Exercise
Every entry that appears below is to be output exactly.

━━━━━━━━

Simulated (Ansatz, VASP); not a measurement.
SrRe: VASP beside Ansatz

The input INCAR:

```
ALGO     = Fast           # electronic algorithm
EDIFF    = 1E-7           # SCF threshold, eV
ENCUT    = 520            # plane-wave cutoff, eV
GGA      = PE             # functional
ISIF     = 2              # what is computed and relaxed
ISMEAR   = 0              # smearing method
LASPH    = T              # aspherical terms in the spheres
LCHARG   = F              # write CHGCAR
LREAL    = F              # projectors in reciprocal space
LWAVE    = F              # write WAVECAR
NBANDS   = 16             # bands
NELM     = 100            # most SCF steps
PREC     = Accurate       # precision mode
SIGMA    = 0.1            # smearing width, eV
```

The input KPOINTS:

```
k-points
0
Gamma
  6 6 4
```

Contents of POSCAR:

━━━━━━━━

Exercise result
Simulated (Ansatz, VASP); not a measurement.
SrRe: VASP beside Ansatz

The input INCAR:

```
ALGO     = Fast           # electronic algorithm
EDIFF    = 1E-7           # SCF threshold, eV
ENCUT    = 520            # plane-wave cutoff, eV
GGA      = PE             # functional
ISIF     = 2              # what is computed and relaxed
ISMEAR   = 0              # smearing method
LASPH    = T              # aspherical terms in the spheres
LCHARG   = F              # write CHGCAR
LREAL    = F              # projectors in reciprocal space
LWAVE    = F              # write WAVECAR
NBANDS   = 16             # bands
NELM     = 100            # most SCF steps
PREC     = Accurate       # precision mode
SIGMA    = 0.1            # smearing width, eV
```

The input KPOINTS:

```
k-points
0
Gamma
  6 6 4
```

Contents of POSCAR:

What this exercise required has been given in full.